(Extracted data)

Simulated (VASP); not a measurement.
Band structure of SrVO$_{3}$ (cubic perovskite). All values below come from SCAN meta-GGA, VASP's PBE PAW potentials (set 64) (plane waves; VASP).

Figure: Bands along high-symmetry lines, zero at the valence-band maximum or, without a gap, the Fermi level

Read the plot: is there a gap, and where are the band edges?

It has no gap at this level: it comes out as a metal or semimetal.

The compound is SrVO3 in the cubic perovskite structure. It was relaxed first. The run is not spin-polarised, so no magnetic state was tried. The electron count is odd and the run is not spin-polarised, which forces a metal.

(End Extracted data)

- **Work item**:
Transcribe each entry verbatim, leaving none out.

- **Written reply**:
Simulated (VASP); not a measurement.
Band structure of SrVO$_{3}$ (cubic perovskite). All values below come from SCAN meta-GGA, VASP's PBE PAW potentials (set 64) (plane waves; VASP).

Figure: Bands along high-symmetry lines, zero at the valence-band maximum or, without a gap, the Fermi level

Read the plot: is there a gap, and where are the band edges?

It has no gap at this level: it comes out as a metal or semimetal.

The compound is SrVO3 in the cubic perovskite structure. It was relaxed first. The run is not spin-polarised, so no magnetic state was tried. The electron count is odd and the run is not spin-polarised, which forces a metal.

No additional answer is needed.